Recorded data =>
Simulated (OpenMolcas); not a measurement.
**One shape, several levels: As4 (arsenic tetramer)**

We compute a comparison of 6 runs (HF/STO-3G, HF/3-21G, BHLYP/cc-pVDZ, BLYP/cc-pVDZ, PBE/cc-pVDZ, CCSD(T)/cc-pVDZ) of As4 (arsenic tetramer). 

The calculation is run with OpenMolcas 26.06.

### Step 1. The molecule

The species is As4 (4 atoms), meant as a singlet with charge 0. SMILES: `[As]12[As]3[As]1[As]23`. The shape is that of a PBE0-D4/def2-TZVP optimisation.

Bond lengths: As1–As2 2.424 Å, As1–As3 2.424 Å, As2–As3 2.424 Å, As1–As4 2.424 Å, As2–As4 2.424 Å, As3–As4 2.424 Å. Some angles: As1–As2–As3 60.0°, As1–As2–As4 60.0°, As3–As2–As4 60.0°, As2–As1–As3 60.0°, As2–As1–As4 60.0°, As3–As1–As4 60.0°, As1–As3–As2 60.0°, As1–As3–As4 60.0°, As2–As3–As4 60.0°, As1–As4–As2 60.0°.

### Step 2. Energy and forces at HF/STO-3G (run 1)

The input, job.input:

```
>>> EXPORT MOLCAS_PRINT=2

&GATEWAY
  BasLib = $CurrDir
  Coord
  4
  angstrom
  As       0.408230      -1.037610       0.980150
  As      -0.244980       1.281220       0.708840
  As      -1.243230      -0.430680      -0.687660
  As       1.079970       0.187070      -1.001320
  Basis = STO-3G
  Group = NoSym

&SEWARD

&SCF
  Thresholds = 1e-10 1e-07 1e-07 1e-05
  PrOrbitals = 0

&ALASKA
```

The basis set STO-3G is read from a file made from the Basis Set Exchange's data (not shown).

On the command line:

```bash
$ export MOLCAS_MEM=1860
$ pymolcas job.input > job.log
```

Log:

Requirement => Looking at the entries above, can you reproduce exactly the lines from the one that holds "### Step 1. The molecule" through the one that holds "The species is", and only those?

Task output =>
### Step 1. The molecule

The species is As4 (4 atoms), meant as a singlet with charge 0. SMILES: `[As]12[As]3[As]1[As]23`. The shape is that of a PBE0-D4/def2-TZVP optimisation.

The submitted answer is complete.